**ASSIGNED TASK:** Write out the records that follow with every word intact.

*** RAW DATA ***

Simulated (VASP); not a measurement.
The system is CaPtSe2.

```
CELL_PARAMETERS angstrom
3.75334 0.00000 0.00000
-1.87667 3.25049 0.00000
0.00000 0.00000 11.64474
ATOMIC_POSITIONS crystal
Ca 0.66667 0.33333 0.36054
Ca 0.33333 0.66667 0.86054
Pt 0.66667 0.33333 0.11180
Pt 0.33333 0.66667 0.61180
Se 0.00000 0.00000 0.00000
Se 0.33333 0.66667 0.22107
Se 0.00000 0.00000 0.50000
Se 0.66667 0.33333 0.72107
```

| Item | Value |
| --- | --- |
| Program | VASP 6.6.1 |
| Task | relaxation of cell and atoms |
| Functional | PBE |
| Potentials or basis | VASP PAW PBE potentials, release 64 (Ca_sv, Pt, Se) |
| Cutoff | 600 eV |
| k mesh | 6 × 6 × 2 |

*** End of RAW DATA ***

**WRITTEN REPLY:**
Simulated (VASP); not a measurement.
The system is CaPtSe2.

```
CELL_PARAMETERS angstrom
3.75334 0.00000 0.00000
-1.87667 3.25049 0.00000
0.00000 0.00000 11.64474
ATOMIC_POSITIONS crystal
Ca 0.66667 0.33333 0.36054
Ca 0.33333 0.66667 0.86054
Pt 0.66667 0.33333 0.11180
Pt 0.33333 0.66667 0.61180
Se 0.00000 0.00000 0.00000
Se 0.33333 0.66667 0.22107
Se 0.00000 0.00000 0.50000
Se 0.66667 0.33333 0.72107
```

| Item | Value |
| --- | --- |
| Program | VASP 6.6.1 |
| Task | relaxation of cell and atoms |
| Functional | PBE |
| Potentials or basis | VASP PAW PBE potentials, release 64 (Ca_sv, Pt, Se) |
| Cutoff | 600 eV |
| k mesh | 6 × 6 × 2 |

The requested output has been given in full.